§ **Required action**
From the data underneath, reproduce exactly the stretch that begins at the line with "Result: Along the" and ends after the line with "Task: Integrate that".

§ **Information provided**
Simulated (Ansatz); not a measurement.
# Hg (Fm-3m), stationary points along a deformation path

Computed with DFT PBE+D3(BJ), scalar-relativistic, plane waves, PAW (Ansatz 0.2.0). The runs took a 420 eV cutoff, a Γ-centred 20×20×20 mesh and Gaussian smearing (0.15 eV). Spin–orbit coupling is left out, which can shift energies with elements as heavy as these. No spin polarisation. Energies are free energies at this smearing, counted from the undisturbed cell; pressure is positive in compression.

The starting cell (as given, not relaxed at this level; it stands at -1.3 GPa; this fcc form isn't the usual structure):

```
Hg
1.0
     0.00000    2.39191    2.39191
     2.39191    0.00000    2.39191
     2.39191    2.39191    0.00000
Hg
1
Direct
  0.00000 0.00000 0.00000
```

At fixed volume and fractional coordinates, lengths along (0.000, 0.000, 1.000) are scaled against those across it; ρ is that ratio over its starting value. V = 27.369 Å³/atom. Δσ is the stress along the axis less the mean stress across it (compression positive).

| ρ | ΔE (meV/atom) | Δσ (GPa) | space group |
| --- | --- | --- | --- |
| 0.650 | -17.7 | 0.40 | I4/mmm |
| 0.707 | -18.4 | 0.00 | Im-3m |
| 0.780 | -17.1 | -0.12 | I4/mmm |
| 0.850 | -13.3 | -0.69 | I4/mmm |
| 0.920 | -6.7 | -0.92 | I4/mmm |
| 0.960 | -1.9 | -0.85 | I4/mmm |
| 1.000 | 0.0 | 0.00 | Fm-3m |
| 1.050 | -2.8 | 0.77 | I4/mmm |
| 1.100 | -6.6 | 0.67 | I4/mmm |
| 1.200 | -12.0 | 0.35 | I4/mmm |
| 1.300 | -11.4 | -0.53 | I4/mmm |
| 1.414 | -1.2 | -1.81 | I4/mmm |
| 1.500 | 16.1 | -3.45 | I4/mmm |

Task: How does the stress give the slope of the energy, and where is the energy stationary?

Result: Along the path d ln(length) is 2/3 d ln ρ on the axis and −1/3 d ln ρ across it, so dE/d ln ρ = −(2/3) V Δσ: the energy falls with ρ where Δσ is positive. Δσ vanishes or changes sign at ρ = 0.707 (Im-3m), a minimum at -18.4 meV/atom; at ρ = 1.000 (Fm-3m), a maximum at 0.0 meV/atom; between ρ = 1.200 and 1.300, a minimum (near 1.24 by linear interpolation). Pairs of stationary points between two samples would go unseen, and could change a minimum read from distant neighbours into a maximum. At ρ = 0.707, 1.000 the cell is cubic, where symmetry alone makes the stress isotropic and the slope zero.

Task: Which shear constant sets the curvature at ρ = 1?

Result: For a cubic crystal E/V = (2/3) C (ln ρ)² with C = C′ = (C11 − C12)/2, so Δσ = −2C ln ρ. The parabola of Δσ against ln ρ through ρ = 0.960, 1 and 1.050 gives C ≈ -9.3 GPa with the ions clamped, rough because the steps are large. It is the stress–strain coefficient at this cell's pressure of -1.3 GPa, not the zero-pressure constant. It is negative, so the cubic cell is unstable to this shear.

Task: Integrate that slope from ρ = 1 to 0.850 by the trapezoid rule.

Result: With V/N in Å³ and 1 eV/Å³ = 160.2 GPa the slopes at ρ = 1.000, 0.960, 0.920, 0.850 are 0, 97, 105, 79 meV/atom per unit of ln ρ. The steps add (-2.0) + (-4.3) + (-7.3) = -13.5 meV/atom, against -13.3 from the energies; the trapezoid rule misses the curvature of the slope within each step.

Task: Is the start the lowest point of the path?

§ **Written reply**
Result: Along the path d ln(length) is 2/3 d ln ρ on the axis and −1/3 d ln ρ across it, so dE/d ln ρ = −(2/3) V Δσ: the energy falls with ρ where Δσ is positive. Δσ vanishes or changes sign at ρ = 0.707 (Im-3m), a minimum at -18.4 meV/atom; at ρ = 1.000 (Fm-3m), a maximum at 0.0 meV/atom; between ρ = 1.200 and 1.300, a minimum (near 1.24 by linear interpolation). Pairs of stationary points between two samples would go unseen, and could change a minimum read from distant neighbours into a maximum. At ρ = 0.707, 1.000 the cell is cubic, where symmetry alone makes the stress isotropic and the slope zero.

Task: Which shear constant sets the curvature at ρ = 1?

Result: For a cubic crystal E/V = (2/3) C (ln ρ)² with C = C′ = (C11 − C12)/2, so Δσ = −2C ln ρ. The parabola of Δσ against ln ρ through ρ = 0.960, 1 and 1.050 gives C ≈ -9.3 GPa with the ions clamped, rough because the steps are large. It is the stress–strain coefficient at this cell's pressure of -1.3 GPa, not the zero-pressure constant. It is negative, so the cubic cell is unstable to this shear.

Task: Integrate that slope from ρ = 1 to 0.850 by the trapezoid rule.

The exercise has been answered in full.